▶ [WORK REQUEST]: Word for word, restate every entry that follows.

**********

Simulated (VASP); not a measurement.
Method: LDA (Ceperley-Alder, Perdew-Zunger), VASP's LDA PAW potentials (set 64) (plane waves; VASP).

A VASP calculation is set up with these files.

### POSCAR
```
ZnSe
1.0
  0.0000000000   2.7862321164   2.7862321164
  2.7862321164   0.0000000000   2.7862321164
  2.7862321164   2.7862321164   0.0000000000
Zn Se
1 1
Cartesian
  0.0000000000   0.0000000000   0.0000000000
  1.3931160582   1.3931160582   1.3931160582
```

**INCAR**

**********

▶ [WRITTEN REPLY]:
Simulated (VASP); not a measurement.
Method: LDA (Ceperley-Alder, Perdew-Zunger), VASP's LDA PAW potentials (set 64) (plane waves; VASP).

A VASP calculation is set up with these files.

### POSCAR
```
ZnSe
1.0
  0.0000000000   2.7862321164   2.7862321164
  2.7862321164   0.0000000000   2.7862321164
  2.7862321164   2.7862321164   0.0000000000
Zn Se
1 1
Cartesian
  0.0000000000   0.0000000000   0.0000000000
  1.3931160582   1.3931160582   1.3931160582
```

**INCAR**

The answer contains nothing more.